### Requirement:
In the material below, find the line with "A nudged-elastic-band calculation" and the line with "A: The run is", then output those two lines and every line between them, exactly.

***** Extracted data

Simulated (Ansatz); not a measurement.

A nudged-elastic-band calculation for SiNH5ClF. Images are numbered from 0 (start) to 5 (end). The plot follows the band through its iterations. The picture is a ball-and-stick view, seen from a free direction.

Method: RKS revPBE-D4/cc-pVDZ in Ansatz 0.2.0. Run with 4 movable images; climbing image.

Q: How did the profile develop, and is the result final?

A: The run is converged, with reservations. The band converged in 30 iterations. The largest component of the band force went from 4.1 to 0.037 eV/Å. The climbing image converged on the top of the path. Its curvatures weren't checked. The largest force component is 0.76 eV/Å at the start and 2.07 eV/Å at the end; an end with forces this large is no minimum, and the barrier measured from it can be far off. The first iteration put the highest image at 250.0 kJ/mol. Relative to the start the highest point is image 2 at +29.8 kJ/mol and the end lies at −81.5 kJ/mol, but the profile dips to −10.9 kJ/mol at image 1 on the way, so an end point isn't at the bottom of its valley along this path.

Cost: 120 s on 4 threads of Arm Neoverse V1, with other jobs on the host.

**********

### Task solution:
A nudged-elastic-band calculation for SiNH5ClF. Images are numbered from 0 (start) to 5 (end). The plot follows the band through its iterations. The picture is a ball-and-stick view, seen from a free direction.

Method: RKS revPBE-D4/cc-pVDZ in Ansatz 0.2.0. Run with 4 movable images; climbing image.

Q: How did the profile develop, and is the result final?

A: The run is converged, with reservations. The band converged in 30 iterations. The largest component of the band force went from 4.1 to 0.037 eV/Å. The climbing image converged on the top of the path. Its curvatures weren't checked. The largest force component is 0.76 eV/Å at the start and 2.07 eV/Å at the end; an end with forces this large is no minimum, and the barrier measured from it can be far off. The first iteration put the highest image at 250.0 kJ/mol. Relative to the start the highest point is image 2 at +29.8 kJ/mol and the end lies at −81.5 kJ/mol, but the profile dips to −10.9 kJ/mol at image 1 on the way, so an end point isn't at the bottom of its valley along this path.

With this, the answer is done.